--- Material provided Enclosed Below ---

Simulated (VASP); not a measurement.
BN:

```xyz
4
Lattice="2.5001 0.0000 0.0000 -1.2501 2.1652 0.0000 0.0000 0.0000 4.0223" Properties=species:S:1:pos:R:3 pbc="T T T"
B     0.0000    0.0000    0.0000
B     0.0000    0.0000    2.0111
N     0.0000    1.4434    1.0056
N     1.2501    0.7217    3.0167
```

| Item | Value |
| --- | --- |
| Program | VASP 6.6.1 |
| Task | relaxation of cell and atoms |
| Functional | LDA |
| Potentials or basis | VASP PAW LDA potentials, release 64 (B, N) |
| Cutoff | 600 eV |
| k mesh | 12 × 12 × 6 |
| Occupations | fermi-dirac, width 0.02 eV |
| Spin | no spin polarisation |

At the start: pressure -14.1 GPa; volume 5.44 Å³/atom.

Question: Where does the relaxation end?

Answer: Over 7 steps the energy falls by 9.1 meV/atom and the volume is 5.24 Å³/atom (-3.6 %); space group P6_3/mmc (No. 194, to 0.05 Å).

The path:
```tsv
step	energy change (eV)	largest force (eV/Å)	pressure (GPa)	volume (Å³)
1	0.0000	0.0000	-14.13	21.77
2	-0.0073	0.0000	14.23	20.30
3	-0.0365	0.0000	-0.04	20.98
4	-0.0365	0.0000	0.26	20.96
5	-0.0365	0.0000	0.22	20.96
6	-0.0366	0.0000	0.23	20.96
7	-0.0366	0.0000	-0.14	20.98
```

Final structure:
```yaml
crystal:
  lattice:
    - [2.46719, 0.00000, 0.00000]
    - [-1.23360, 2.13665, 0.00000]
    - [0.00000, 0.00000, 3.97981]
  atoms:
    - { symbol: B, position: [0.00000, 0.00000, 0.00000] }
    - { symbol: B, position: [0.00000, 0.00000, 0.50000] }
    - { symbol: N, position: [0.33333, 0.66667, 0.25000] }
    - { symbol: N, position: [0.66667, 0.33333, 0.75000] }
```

--- End of Enclosed Material provided ---

Retype every line of the listing, word for word, from its opening line to the line that holds "Cutoff | 600 eV |", and include that last line too.

Simulated (VASP); not a measurement.
BN:

```xyz
4
Lattice="2.5001 0.0000 0.0000 -1.2501 2.1652 0.0000 0.0000 0.0000 4.0223" Properties=species:S:1:pos:R:3 pbc="T T T"
B     0.0000    0.0000    0.0000
B     0.0000    0.0000    2.0111
N     0.0000    1.4434    1.0056
N     1.2501    0.7217    3.0167
```

| Item | Value |
| --- | --- |
| Program | VASP 6.6.1 |
| Task | relaxation of cell and atoms |
| Functional | LDA |
| Potentials or basis | VASP PAW LDA potentials, release 64 (B, N) |
| Cutoff | 600 eV |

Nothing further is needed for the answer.